Activity: Repeat every line that appears below, with nothing altered.

========================================

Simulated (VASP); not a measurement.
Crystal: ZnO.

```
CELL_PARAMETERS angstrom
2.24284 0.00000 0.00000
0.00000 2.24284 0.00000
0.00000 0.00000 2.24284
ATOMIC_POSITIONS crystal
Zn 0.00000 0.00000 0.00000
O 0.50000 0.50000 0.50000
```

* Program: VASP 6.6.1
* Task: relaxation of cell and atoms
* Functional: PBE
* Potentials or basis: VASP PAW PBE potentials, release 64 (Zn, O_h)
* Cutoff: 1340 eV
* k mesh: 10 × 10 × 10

========================================

Solution:
Simulated (VASP); not a measurement.
Crystal: ZnO.

```
CELL_PARAMETERS angstrom
2.24284 0.00000 0.00000
0.00000 2.24284 0.00000
0.00000 0.00000 2.24284
ATOMIC_POSITIONS crystal
Zn 0.00000 0.00000 0.00000
O 0.50000 0.50000 0.50000
```

* Program: VASP 6.6.1
* Task: relaxation of cell and atoms
* Functional: PBE
* Potentials or basis: VASP PAW PBE potentials, release 64 (Zn, O_h)
* Cutoff: 1340 eV
* k mesh: 10 × 10 × 10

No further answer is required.